Work item:
Print out the records precisely, keeping each line identical to its source.

━━━━━ Information supplied ━━━━━

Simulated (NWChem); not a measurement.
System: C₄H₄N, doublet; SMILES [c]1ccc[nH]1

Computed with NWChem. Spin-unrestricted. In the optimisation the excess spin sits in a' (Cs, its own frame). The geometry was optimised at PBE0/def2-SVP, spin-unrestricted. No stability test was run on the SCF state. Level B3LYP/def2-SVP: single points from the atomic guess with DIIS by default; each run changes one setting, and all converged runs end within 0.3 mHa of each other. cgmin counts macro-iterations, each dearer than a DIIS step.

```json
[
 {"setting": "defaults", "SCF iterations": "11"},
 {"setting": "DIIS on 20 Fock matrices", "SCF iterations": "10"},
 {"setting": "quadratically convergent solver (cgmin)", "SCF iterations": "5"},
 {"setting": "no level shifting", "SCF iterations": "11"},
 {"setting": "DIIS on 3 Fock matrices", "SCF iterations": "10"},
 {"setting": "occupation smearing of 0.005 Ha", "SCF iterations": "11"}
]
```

━━━━━

Your response:
Simulated (NWChem); not a measurement.
System: C₄H₄N, doublet; SMILES [c]1ccc[nH]1

Computed with NWChem. Spin-unrestricted. In the optimisation the excess spin sits in a' (Cs, its own frame). The geometry was optimised at PBE0/def2-SVP, spin-unrestricted. No stability test was run on the SCF state. Level B3LYP/def2-SVP: single points from the atomic guess with DIIS by default; each run changes one setting, and all converged runs end within 0.3 mHa of each other. cgmin counts macro-iterations, each dearer than a DIIS step.

```json
[
 {"setting": "defaults", "SCF iterations": "11"},
 {"setting": "DIIS on 20 Fock matrices", "SCF iterations": "10"},
 {"setting": "quadratically convergent solver (cgmin)", "SCF iterations": "5"},
 {"setting": "no level shifting", "SCF iterations": "11"},
 {"setting": "DIIS on 3 Fock matrices", "SCF iterations": "10"},
 {"setting": "occupation smearing of 0.005 Ha", "SCF iterations": "11"}
]
```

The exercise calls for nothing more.